ASSIGNED TASK = Everything from the first line of the records below through the line containing "Notes on the" is to be retyped exactly; leave out the rest.

DATA SHOWN =
☆ ☆ ☆ ☆ ☆

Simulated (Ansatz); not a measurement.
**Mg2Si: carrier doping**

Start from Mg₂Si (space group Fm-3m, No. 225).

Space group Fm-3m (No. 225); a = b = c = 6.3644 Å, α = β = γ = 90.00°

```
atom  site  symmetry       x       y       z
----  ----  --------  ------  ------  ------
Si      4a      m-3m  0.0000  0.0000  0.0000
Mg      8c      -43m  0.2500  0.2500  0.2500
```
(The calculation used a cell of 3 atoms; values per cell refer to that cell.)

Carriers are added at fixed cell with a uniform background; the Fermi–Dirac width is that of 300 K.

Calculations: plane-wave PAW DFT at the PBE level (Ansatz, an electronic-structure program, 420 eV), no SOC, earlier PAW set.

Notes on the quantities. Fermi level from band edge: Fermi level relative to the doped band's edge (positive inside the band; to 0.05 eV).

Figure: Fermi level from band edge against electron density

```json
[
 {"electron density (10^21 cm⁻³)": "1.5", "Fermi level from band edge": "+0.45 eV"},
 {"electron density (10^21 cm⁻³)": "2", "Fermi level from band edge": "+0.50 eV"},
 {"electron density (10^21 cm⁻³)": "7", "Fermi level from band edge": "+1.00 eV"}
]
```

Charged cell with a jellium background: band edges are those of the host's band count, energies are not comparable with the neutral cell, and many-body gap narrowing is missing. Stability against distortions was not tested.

☆ ☆ ☆ ☆ ☆

RESPONSE AREA =
Simulated (Ansatz); not a measurement.
**Mg2Si: carrier doping**

Start from Mg₂Si (space group Fm-3m, No. 225).

Space group Fm-3m (No. 225); a = b = c = 6.3644 Å, α = β = γ = 90.00°

```
atom  site  symmetry       x       y       z
----  ----  --------  ------  ------  ------
Si      4a      m-3m  0.0000  0.0000  0.0000
Mg      8c      -43m  0.2500  0.2500  0.2500
```
(The calculation used a cell of 3 atoms; values per cell refer to that cell.)

Carriers are added at fixed cell with a uniform background; the Fermi–Dirac width is that of 300 K.

Calculations: plane-wave PAW DFT at the PBE level (Ansatz, an electronic-structure program, 420 eV), no SOC, earlier PAW set.

Notes on the quantities. Fermi level from band edge: Fermi level relative to the doped band's edge (positive inside the band; to 0.05 eV).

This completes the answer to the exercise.